WORK ITEM :: Return the data below exactly, stopping after the line with "Task: Predict the band gap on the k mesh.".

EXTRACTED ENTRIES ::
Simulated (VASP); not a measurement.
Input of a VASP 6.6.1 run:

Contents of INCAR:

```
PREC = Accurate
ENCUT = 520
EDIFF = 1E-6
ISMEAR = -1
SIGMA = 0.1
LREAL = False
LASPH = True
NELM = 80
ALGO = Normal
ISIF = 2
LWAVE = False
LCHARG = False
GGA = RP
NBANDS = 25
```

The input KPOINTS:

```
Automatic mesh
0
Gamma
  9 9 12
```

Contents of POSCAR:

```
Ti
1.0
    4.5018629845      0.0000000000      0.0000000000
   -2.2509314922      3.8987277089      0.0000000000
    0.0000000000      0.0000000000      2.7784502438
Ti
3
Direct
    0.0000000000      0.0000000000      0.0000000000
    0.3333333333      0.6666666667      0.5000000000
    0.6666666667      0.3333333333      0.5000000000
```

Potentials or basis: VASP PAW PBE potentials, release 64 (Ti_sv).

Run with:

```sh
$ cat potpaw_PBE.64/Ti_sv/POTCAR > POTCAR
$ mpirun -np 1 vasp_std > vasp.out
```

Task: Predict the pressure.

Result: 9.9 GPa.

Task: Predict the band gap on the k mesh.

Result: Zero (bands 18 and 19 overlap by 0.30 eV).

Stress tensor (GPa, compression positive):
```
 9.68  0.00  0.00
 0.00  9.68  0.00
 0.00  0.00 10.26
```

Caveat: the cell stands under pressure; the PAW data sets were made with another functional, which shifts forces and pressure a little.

REPLY ::
Simulated (VASP); not a measurement.
Input of a VASP 6.6.1 run:

Contents of INCAR:

```
PREC = Accurate
ENCUT = 520
EDIFF = 1E-6
ISMEAR = -1
SIGMA = 0.1
LREAL = False
LASPH = True
NELM = 80
ALGO = Normal
ISIF = 2
LWAVE = False
LCHARG = False
GGA = RP
NBANDS = 25
```

The input KPOINTS:

```
Automatic mesh
0
Gamma
  9 9 12
```

Contents of POSCAR:

```
Ti
1.0
    4.5018629845      0.0000000000      0.0000000000
   -2.2509314922      3.8987277089      0.0000000000
    0.0000000000      0.0000000000      2.7784502438
Ti
3
Direct
    0.0000000000      0.0000000000      0.0000000000
    0.3333333333      0.6666666667      0.5000000000
    0.6666666667      0.3333333333      0.5000000000
```

Potentials or basis: VASP PAW PBE potentials, release 64 (Ti_sv).

Run with:

```sh
$ cat potpaw_PBE.64/Ti_sv/POTCAR > POTCAR
$ mpirun -np 1 vasp_std > vasp.out
```

Task: Predict the pressure.

Result: 9.9 GPa.

Task: Predict the band gap on the k mesh.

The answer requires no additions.